§ Supplied material
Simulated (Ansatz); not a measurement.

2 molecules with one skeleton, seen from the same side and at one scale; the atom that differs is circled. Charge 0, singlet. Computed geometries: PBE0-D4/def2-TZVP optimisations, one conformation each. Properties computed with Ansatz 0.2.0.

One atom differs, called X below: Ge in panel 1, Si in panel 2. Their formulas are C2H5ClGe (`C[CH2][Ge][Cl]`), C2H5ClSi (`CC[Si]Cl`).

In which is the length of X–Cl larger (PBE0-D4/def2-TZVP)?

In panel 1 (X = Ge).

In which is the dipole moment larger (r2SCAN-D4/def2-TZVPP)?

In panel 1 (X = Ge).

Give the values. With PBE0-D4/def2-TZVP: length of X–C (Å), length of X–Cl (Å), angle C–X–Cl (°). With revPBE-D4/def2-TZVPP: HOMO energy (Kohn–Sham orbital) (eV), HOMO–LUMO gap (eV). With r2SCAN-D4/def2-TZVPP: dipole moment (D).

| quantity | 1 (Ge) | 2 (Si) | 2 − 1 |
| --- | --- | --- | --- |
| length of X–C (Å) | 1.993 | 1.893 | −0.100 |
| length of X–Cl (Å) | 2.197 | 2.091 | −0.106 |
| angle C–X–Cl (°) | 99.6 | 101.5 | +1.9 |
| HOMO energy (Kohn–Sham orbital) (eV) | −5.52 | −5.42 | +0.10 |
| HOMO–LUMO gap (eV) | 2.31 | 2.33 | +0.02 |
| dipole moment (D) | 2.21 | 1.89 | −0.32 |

§ Required action
Using the entries above, give again exactly the lines from the line holding "2 molecules with" through the line holding "2.33 | +0.02 |". Include both end lines and nothing else.

§ Problem solution
2 molecules with one skeleton, seen from the same side and at one scale; the atom that differs is circled. Charge 0, singlet. Computed geometries: PBE0-D4/def2-TZVP optimisations, one conformation each. Properties computed with Ansatz 0.2.0.

One atom differs, called X below: Ge in panel 1, Si in panel 2. Their formulas are C2H5ClGe (`C[CH2][Ge][Cl]`), C2H5ClSi (`CC[Si]Cl`).

In which is the length of X–Cl larger (PBE0-D4/def2-TZVP)?

In panel 1 (X = Ge).

In which is the dipole moment larger (r2SCAN-D4/def2-TZVPP)?

In panel 1 (X = Ge).

Give the values. With PBE0-D4/def2-TZVP: length of X–C (Å), length of X–Cl (Å), angle C–X–Cl (°). With revPBE-D4/def2-TZVPP: HOMO energy (Kohn–Sham orbital) (eV), HOMO–LUMO gap (eV). With r2SCAN-D4/def2-TZVPP: dipole moment (D).

| quantity | 1 (Ge) | 2 (Si) | 2 − 1 |
| --- | --- | --- | --- |
| length of X–C (Å) | 1.993 | 1.893 | −0.100 |
| length of X–Cl (Å) | 2.197 | 2.091 | −0.106 |
| angle C–X–Cl (°) | 99.6 | 101.5 | +1.9 |
| HOMO energy (Kohn–Sham orbital) (eV) | −5.52 | −5.42 | +0.10 |
| HOMO–LUMO gap (eV) | 2.31 | 2.33 | +0.02 |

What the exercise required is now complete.